WORK REQUEST: Beneath this task is a listing; retype all of it exactly.

ENTRIES PROVIDED:
━━━━━━━━━━━━━━━━━━━━━━━━━━━━━━

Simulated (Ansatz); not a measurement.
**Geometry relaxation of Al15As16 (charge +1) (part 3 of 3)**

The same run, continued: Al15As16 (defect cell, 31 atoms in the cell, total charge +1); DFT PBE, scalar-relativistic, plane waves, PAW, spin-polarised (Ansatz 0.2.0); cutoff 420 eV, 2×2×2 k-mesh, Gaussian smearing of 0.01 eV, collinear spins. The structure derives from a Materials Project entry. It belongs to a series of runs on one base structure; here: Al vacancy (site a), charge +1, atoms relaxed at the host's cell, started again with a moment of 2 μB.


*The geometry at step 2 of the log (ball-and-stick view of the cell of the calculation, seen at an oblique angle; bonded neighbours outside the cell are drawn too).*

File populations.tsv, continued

━━━━━━━━━━━━━━━━━━━━━━━━━━━━━━

YOUR SOLUTION:
Simulated (Ansatz); not a measurement.
**Geometry relaxation of Al15As16 (charge +1) (part 3 of 3)**

The same run, continued: Al15As16 (defect cell, 31 atoms in the cell, total charge +1); DFT PBE, scalar-relativistic, plane waves, PAW, spin-polarised (Ansatz 0.2.0); cutoff 420 eV, 2×2×2 k-mesh, Gaussian smearing of 0.01 eV, collinear spins. The structure derives from a Materials Project entry. It belongs to a series of runs on one base structure; here: Al vacancy (site a), charge +1, atoms relaxed at the host's cell, started again with a moment of 2 μB.


*The geometry at step 2 of the log (ball-and-stick view of the cell of the calculation, seen at an oblique angle; bonded neighbours outside the cell are drawn too).*

File populations.tsv, continued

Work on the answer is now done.